* _Information_
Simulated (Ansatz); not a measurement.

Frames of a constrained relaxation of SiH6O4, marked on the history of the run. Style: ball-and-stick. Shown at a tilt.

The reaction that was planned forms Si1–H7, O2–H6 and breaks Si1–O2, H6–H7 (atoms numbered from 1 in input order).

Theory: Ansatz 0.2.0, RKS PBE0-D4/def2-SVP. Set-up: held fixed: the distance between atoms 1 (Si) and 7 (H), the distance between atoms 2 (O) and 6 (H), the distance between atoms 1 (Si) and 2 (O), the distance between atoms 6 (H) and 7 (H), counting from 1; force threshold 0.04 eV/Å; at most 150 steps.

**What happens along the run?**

* _Work order_
In the entries above, find the line with "Frames of a" and the line with "Theory: Ansatz 0.2.0, RKS", then set down exactly those two and every line between them, nothing else.

* _Worked solution_
Frames of a constrained relaxation of SiH6O4, marked on the history of the run. Style: ball-and-stick. Shown at a tilt.

The reaction that was planned forms Si1–H7, O2–H6 and breaks Si1–O2, H6–H7 (atoms numbered from 1 in input order).

Theory: Ansatz 0.2.0, RKS PBE0-D4/def2-SVP. Set-up: held fixed: the distance between atoms 1 (Si) and 7 (H), the distance between atoms 2 (O) and 6 (H), the distance between atoms 1 (Si) and 2 (O), the distance between atoms 6 (H) and 7 (H), counting from 1; force threshold 0.04 eV/Å; at most 150 steps.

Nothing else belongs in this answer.